Action item
Entries must be copied exactly, with nothing left out.

Excerpted data Block Start
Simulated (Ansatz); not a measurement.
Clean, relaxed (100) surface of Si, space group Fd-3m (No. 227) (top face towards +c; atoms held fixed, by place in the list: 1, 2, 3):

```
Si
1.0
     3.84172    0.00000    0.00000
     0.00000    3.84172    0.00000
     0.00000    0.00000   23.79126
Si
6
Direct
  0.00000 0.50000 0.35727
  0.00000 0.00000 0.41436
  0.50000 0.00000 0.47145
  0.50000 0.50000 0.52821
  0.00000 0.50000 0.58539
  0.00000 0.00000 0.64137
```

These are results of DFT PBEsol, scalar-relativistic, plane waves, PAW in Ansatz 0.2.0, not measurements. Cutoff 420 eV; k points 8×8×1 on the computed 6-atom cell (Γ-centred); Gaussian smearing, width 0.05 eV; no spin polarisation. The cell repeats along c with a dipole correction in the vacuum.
Excerpted data Block End

Answer space
Simulated (Ansatz); not a measurement.
Clean, relaxed (100) surface of Si, space group Fd-3m (No. 227) (top face towards +c; atoms held fixed, by place in the list: 1, 2, 3):

```
Si
1.0
     3.84172    0.00000    0.00000
     0.00000    3.84172    0.00000
     0.00000    0.00000   23.79126
Si
6
Direct
  0.00000 0.50000 0.35727
  0.00000 0.00000 0.41436
  0.50000 0.00000 0.47145
  0.50000 0.50000 0.52821
  0.00000 0.50000 0.58539
  0.00000 0.00000 0.64137
```

These are results of DFT PBEsol, scalar-relativistic, plane waves, PAW in Ansatz 0.2.0, not measurements. Cutoff 420 eV; k points 8×8×1 on the computed 6-atom cell (Γ-centred); Gaussian smearing, width 0.05 eV; no spin polarisation. The cell repeats along c with a dipole correction in the vacuum.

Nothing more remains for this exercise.